All lines from the start of the listing below through the line containing "Methods: RASSCF; SS-RASPT2, IPEA" are to be written out again exactly, and no others.

──────── Data section ────────
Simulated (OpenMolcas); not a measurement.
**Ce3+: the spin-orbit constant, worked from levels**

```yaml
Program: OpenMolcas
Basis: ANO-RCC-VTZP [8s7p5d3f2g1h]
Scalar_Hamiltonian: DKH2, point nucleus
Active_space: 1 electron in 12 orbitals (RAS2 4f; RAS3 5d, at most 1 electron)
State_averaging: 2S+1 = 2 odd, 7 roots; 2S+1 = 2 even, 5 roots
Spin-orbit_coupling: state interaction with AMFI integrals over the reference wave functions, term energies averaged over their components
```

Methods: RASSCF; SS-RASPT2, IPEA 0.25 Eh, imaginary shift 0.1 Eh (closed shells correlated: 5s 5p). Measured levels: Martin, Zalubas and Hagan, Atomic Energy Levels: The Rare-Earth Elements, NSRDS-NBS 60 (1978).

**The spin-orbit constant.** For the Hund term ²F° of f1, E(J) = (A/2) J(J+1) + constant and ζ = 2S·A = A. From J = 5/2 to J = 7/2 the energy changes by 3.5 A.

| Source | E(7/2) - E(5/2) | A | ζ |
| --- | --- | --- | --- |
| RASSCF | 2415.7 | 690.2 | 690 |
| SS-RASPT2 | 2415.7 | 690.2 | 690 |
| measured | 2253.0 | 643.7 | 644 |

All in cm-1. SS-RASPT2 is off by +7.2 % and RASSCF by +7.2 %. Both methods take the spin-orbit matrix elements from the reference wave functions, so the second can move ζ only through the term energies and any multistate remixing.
────────

## Exercise result
Simulated (OpenMolcas); not a measurement.
**Ce3+: the spin-orbit constant, worked from levels**

```yaml
Program: OpenMolcas
Basis: ANO-RCC-VTZP [8s7p5d3f2g1h]
Scalar_Hamiltonian: DKH2, point nucleus
Active_space: 1 electron in 12 orbitals (RAS2 4f; RAS3 5d, at most 1 electron)
State_averaging: 2S+1 = 2 odd, 7 roots; 2S+1 = 2 even, 5 roots
Spin-orbit_coupling: state interaction with AMFI integrals over the reference wave functions, term energies averaged over their components
```

Methods: RASSCF; SS-RASPT2, IPEA 0.25 Eh, imaginary shift 0.1 Eh (closed shells correlated: 5s 5p). Measured levels: Martin, Zalubas and Hagan, Atomic Energy Levels: The Rare-Earth Elements, NSRDS-NBS 60 (1978).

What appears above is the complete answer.